--------------------------------
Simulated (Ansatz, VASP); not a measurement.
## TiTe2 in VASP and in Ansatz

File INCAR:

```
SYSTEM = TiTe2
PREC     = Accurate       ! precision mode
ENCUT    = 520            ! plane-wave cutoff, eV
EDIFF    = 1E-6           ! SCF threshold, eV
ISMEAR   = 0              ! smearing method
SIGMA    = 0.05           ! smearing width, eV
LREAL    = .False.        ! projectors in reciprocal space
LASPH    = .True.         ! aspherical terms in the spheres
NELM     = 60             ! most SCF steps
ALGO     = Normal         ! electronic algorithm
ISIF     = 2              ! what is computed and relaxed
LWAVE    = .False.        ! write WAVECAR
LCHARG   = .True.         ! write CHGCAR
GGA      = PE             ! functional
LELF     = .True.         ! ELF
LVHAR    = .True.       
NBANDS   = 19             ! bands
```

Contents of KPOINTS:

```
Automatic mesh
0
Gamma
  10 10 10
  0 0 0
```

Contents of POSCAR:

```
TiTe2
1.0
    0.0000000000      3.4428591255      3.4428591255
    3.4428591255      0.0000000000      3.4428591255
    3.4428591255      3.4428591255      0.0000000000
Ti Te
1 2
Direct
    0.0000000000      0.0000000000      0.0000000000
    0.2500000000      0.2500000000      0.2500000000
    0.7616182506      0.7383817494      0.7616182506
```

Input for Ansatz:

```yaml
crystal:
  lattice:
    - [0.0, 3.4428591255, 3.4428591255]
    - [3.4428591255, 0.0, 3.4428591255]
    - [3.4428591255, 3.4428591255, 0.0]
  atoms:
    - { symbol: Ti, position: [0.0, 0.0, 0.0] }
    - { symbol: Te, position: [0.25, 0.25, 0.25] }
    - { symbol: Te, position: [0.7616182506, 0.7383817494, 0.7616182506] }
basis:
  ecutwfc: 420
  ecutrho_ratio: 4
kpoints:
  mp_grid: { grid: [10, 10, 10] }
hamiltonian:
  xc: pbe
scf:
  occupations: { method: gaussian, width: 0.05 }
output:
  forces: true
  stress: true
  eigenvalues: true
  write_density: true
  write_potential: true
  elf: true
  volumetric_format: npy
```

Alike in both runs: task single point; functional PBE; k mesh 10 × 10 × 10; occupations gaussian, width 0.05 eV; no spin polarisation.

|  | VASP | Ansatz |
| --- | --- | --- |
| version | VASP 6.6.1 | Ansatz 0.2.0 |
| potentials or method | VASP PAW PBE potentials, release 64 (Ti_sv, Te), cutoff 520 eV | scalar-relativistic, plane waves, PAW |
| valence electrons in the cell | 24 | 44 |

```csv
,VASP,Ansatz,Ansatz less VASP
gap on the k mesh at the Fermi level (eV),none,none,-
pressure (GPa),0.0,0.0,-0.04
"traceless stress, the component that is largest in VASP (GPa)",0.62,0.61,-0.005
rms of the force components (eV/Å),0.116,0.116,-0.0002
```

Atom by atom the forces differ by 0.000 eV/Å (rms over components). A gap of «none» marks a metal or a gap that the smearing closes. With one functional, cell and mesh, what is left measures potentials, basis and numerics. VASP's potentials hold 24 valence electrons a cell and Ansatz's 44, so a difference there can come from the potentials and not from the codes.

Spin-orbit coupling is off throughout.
--------------------------------

Work task:
Return only the lines above that run from the opening line through the line containing "VASP | Ansatz |", exactly as written.

Solution:
Simulated (Ansatz, VASP); not a measurement.
## TiTe2 in VASP and in Ansatz

File INCAR:

```
SYSTEM = TiTe2
PREC     = Accurate       ! precision mode
ENCUT    = 520            ! plane-wave cutoff, eV
EDIFF    = 1E-6           ! SCF threshold, eV
ISMEAR   = 0              ! smearing method
SIGMA    = 0.05           ! smearing width, eV
LREAL    = .False.        ! projectors in reciprocal space
LASPH    = .True.         ! aspherical terms in the spheres
NELM     = 60             ! most SCF steps
ALGO     = Normal         ! electronic algorithm
ISIF     = 2              ! what is computed and relaxed
LWAVE    = .False.        ! write WAVECAR
LCHARG   = .True.         ! write CHGCAR
GGA      = PE             ! functional
LELF     = .True.         ! ELF
LVHAR    = .True.       
NBANDS   = 19             ! bands
```

Contents of KPOINTS:

```
Automatic mesh
0
Gamma
  10 10 10
  0 0 0
```

Contents of POSCAR:

```
TiTe2
1.0
    0.0000000000      3.4428591255      3.4428591255
    3.4428591255      0.0000000000      3.4428591255
    3.4428591255      3.4428591255      0.0000000000
Ti Te
1 2
Direct
    0.0000000000      0.0000000000      0.0000000000
    0.2500000000      0.2500000000      0.2500000000
    0.7616182506      0.7383817494      0.7616182506
```

Input for Ansatz:

```yaml
crystal:
  lattice:
    - [0.0, 3.4428591255, 3.4428591255]
    - [3.4428591255, 0.0, 3.4428591255]
    - [3.4428591255, 3.4428591255, 0.0]
  atoms:
    - { symbol: Ti, position: [0.0, 0.0, 0.0] }
    - { symbol: Te, position: [0.25, 0.25, 0.25] }
    - { symbol: Te, position: [0.7616182506, 0.7383817494, 0.7616182506] }
basis:
  ecutwfc: 420
  ecutrho_ratio: 4
kpoints:
  mp_grid: { grid: [10, 10, 10] }
hamiltonian:
  xc: pbe
scf:
  occupations: { method: gaussian, width: 0.05 }
output:
  forces: true
  stress: true
  eigenvalues: true
  write_density: true
  write_potential: true
  elf: true
  volumetric_format: npy
```

Alike in both runs: task single point; functional PBE; k mesh 10 × 10 × 10; occupations gaussian, width 0.05 eV; no spin polarisation.

|  | VASP | Ansatz |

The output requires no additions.